****

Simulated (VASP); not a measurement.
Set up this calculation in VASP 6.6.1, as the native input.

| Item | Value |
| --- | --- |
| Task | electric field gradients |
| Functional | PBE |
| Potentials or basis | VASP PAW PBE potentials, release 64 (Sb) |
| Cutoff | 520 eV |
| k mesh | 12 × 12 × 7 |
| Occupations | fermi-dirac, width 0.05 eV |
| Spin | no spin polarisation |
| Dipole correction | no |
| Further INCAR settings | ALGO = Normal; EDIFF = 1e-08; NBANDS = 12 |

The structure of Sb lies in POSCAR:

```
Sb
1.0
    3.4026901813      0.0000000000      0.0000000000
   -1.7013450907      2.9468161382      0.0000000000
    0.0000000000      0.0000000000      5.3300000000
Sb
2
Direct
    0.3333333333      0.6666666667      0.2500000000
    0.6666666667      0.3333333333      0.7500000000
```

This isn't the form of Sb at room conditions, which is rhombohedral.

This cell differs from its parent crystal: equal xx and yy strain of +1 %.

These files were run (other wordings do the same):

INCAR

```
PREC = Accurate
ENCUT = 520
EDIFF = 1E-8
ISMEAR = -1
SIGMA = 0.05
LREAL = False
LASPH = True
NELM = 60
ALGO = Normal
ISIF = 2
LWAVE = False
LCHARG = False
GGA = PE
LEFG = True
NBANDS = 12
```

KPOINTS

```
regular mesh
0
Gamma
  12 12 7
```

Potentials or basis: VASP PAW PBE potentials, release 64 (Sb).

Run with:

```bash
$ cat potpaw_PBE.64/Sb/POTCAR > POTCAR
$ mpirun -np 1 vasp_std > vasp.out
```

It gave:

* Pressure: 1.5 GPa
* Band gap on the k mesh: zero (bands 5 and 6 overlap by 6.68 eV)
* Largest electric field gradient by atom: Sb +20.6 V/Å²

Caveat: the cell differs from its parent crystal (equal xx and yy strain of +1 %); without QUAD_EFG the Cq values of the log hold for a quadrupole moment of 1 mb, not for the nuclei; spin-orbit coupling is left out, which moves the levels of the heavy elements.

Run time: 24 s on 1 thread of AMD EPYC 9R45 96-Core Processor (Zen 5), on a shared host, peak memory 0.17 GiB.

****

Give the lines again, exactly as they stand, from the beginning of the data through the line with "12 × 12 × 7 |".

Simulated (VASP); not a measurement.
Set up this calculation in VASP 6.6.1, as the native input.

| Item | Value |
| --- | --- |
| Task | electric field gradients |
| Functional | PBE |
| Potentials or basis | VASP PAW PBE potentials, release 64 (Sb) |
| Cutoff | 520 eV |
| k mesh | 12 × 12 × 7 |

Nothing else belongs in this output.